Dataset extract:
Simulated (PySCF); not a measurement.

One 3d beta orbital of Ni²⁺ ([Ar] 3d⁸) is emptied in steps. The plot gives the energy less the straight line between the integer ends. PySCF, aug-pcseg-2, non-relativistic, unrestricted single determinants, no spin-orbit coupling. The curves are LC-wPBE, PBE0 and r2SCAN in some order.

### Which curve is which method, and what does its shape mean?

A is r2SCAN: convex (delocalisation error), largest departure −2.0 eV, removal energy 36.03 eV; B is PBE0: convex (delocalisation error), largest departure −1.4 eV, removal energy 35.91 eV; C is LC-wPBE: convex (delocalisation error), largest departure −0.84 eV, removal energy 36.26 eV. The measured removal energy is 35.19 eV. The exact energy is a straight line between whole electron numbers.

Work task: An exact copy of the lines above, from the one containing "One 3d beta" down to the one containing "### Which curve" and including both, is the whole answer; retype it and nothing else.

Reply:
One 3d beta orbital of Ni²⁺ ([Ar] 3d⁸) is emptied in steps. The plot gives the energy less the straight line between the integer ends. PySCF, aug-pcseg-2, non-relativistic, unrestricted single determinants, no spin-orbit coupling. The curves are LC-wPBE, PBE0 and r2SCAN in some order.

### Which curve is which method, and what does its shape mean?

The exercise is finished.